REQUIREMENT:
Print exactly what the entries say, line by line, from the first line down to the one with "RKS-B3LYP = restricted", inclusive.

SUPPLIED RECORDS:
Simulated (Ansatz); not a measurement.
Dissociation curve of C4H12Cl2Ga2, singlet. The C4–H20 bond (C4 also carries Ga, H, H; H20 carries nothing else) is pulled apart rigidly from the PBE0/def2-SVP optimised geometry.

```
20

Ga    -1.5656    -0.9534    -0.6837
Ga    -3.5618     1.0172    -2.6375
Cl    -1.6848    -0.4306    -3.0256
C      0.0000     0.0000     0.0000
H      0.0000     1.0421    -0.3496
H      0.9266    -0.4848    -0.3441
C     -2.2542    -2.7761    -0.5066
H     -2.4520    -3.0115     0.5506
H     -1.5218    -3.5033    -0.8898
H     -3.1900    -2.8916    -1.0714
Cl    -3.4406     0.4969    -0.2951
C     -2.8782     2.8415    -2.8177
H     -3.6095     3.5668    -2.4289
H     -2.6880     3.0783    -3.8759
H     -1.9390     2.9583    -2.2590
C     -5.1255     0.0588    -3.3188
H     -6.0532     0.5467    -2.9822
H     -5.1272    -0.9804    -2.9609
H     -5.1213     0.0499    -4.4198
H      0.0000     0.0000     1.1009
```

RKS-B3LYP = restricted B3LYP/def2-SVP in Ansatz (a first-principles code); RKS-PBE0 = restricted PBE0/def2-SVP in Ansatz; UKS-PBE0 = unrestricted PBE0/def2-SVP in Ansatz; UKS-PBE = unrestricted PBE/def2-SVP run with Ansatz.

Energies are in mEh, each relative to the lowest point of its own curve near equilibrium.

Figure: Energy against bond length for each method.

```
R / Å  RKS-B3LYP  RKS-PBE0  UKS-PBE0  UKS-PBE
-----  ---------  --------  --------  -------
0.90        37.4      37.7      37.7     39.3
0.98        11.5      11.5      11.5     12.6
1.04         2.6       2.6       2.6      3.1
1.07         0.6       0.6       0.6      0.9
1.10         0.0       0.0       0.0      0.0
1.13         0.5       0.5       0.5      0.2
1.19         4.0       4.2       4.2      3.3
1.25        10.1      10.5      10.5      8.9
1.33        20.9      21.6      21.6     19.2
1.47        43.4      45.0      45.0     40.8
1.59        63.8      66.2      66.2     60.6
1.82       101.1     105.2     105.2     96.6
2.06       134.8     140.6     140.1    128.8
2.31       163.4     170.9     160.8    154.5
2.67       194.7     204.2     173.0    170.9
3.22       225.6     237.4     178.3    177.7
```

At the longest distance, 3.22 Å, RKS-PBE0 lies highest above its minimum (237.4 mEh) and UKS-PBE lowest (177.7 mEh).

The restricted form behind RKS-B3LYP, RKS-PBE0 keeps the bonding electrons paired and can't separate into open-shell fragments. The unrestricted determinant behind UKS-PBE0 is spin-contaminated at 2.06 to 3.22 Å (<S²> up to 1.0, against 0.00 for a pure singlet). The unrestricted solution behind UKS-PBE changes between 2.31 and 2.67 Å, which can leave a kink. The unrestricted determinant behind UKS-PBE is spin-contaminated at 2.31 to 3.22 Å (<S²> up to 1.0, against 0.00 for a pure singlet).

ANSWER BOX:
Simulated (Ansatz); not a measurement.
Dissociation curve of C4H12Cl2Ga2, singlet. The C4–H20 bond (C4 also carries Ga, H, H; H20 carries nothing else) is pulled apart rigidly from the PBE0/def2-SVP optimised geometry.

```
20

Ga    -1.5656    -0.9534    -0.6837
Ga    -3.5618     1.0172    -2.6375
Cl    -1.6848    -0.4306    -3.0256
C      0.0000     0.0000     0.0000
H      0.0000     1.0421    -0.3496
H      0.9266    -0.4848    -0.3441
C     -2.2542    -2.7761    -0.5066
H     -2.4520    -3.0115     0.5506
H     -1.5218    -3.5033    -0.8898
H     -3.1900    -2.8916    -1.0714
Cl    -3.4406     0.4969    -0.2951
C     -2.8782     2.8415    -2.8177
H     -3.6095     3.5668    -2.4289
H     -2.6880     3.0783    -3.8759
H     -1.9390     2.9583    -2.2590
C     -5.1255     0.0588    -3.3188
H     -6.0532     0.5467    -2.9822
H     -5.1272    -0.9804    -2.9609
H     -5.1213     0.0499    -4.4198
H      0.0000     0.0000     1.1009
```

RKS-B3LYP = restricted B3LYP/def2-SVP in Ansatz (a first-principles code); RKS-PBE0 = restricted PBE0/def2-SVP in Ansatz; UKS-PBE0 = unrestricted PBE0/def2-SVP in Ansatz; UKS-PBE = unrestricted PBE/def2-SVP run with Ansatz.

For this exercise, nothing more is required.